Type out the records again, exactly as they are.

======== Exercise data
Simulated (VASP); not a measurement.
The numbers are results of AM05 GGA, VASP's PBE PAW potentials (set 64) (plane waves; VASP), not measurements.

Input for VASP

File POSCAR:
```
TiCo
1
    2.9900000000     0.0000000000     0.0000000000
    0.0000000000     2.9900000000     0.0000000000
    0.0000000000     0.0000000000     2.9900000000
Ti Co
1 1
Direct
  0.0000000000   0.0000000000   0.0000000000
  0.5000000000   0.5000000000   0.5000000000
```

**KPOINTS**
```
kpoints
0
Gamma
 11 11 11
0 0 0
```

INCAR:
================

◆ **Response**:
Simulated (VASP); not a measurement.
The numbers are results of AM05 GGA, VASP's PBE PAW potentials (set 64) (plane waves; VASP), not measurements.

Input for VASP

File POSCAR:
```
TiCo
1
    2.9900000000     0.0000000000     0.0000000000
    0.0000000000     2.9900000000     0.0000000000
    0.0000000000     0.0000000000     2.9900000000
Ti Co
1 1
Direct
  0.0000000000   0.0000000000   0.0000000000
  0.5000000000   0.5000000000   0.5000000000
```

**KPOINTS**
```
kpoints
0
Gamma
 11 11 11
0 0 0
```

INCAR:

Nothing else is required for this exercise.